Action item:
Please return, with no alterations, the lines below from the very first through the one that contains "distance 1.900 Å.".

|---|

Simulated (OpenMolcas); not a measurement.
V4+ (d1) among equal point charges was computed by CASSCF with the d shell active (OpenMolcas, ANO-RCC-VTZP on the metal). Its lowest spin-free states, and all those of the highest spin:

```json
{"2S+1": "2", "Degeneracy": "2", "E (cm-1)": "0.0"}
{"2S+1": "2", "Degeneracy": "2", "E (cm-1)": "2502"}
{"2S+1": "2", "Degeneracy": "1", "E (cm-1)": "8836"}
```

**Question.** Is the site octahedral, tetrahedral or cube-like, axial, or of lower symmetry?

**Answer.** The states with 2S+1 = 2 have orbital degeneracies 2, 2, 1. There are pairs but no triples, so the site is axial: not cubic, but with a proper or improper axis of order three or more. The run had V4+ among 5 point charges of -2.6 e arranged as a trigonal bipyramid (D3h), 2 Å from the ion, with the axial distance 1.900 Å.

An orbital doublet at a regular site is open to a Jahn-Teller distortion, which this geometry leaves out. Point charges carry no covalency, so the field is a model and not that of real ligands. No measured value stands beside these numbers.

|---|

Exercise response:
Simulated (OpenMolcas); not a measurement.
V4+ (d1) among equal point charges was computed by CASSCF with the d shell active (OpenMolcas, ANO-RCC-VTZP on the metal). Its lowest spin-free states, and all those of the highest spin:

```json
{"2S+1": "2", "Degeneracy": "2", "E (cm-1)": "0.0"}
{"2S+1": "2", "Degeneracy": "2", "E (cm-1)": "2502"}
{"2S+1": "2", "Degeneracy": "1", "E (cm-1)": "8836"}
```

**Question.** Is the site octahedral, tetrahedral or cube-like, axial, or of lower symmetry?

**Answer.** The states with 2S+1 = 2 have orbital degeneracies 2, 2, 1. There are pairs but no triples, so the site is axial: not cubic, but with a proper or improper axis of order three or more. The run had V4+ among 5 point charges of -2.6 e arranged as a trigonal bipyramid (D3h), 2 Å from the ion, with the axial distance 1.900 Å.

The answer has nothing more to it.